*ACTION ITEM*. Start at the line with "# LiF (Griceite): a" in the records below, stop at the line with "It takes space", and return every line in that span exactly, the two end lines included.

*RECORDS SHOWN*.
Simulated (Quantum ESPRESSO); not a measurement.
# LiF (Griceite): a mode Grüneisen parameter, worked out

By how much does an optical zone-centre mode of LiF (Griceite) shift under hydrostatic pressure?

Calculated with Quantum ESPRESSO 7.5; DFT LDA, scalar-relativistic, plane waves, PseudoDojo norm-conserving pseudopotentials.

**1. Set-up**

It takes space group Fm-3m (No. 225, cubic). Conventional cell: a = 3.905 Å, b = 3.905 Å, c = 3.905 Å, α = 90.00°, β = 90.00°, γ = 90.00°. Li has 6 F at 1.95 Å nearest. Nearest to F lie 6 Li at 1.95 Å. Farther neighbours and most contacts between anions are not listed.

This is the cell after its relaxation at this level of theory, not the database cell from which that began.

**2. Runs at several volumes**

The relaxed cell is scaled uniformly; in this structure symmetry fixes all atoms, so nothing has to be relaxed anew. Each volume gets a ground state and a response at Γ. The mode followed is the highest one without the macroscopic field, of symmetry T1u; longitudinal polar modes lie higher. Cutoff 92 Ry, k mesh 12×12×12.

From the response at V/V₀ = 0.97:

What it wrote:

*ANSWER SECTION*.
# LiF (Griceite): a mode Grüneisen parameter, worked out

By how much does an optical zone-centre mode of LiF (Griceite) shift under hydrostatic pressure?

Calculated with Quantum ESPRESSO 7.5; DFT LDA, scalar-relativistic, plane waves, PseudoDojo norm-conserving pseudopotentials.

**1. Set-up**

It takes space group Fm-3m (No. 225, cubic). Conventional cell: a = 3.905 Å, b = 3.905 Å, c = 3.905 Å, α = 90.00°, β = 90.00°, γ = 90.00°. Li has 6 F at 1.95 Å nearest. Nearest to F lie 6 Li at 1.95 Å. Farther neighbours and most contacts between anions are not listed.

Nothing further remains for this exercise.